- _Records supplied_:
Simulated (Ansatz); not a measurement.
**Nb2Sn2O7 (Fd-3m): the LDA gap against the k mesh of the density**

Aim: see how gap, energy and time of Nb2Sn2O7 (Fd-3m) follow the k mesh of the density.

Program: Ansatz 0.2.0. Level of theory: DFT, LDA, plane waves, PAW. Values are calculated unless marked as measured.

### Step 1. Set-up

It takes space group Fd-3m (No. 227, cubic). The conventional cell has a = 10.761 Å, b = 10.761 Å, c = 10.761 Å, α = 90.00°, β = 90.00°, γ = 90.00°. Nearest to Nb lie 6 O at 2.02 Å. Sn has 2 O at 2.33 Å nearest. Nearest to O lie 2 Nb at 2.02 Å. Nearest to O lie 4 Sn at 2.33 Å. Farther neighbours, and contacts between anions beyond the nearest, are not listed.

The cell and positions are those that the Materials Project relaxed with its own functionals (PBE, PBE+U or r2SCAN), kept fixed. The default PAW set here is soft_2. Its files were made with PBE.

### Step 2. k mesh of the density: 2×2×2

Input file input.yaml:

- _Activity_: Only the lines above starting at the line that holds "of the density**" and ending at the line that holds "### Step 2. k mesh of the density: 2×2×2" are to be repeated, exactly and in full.

- _Written reply_:
**Nb2Sn2O7 (Fd-3m): the LDA gap against the k mesh of the density**

Aim: see how gap, energy and time of Nb2Sn2O7 (Fd-3m) follow the k mesh of the density.

Program: Ansatz 0.2.0. Level of theory: DFT, LDA, plane waves, PAW. Values are calculated unless marked as measured.

### Step 1. Set-up

It takes space group Fd-3m (No. 227, cubic). The conventional cell has a = 10.761 Å, b = 10.761 Å, c = 10.761 Å, α = 90.00°, β = 90.00°, γ = 90.00°. Nearest to Nb lie 6 O at 2.02 Å. Sn has 2 O at 2.33 Å nearest. Nearest to O lie 2 Nb at 2.02 Å. Nearest to O lie 4 Sn at 2.33 Å. Farther neighbours, and contacts between anions beyond the nearest, are not listed.

The cell and positions are those that the Materials Project relaxed with its own functionals (PBE, PBE+U or r2SCAN), kept fixed. The default PAW set here is soft_2. Its files were made with PBE.

### Step 2. k mesh of the density: 2×2×2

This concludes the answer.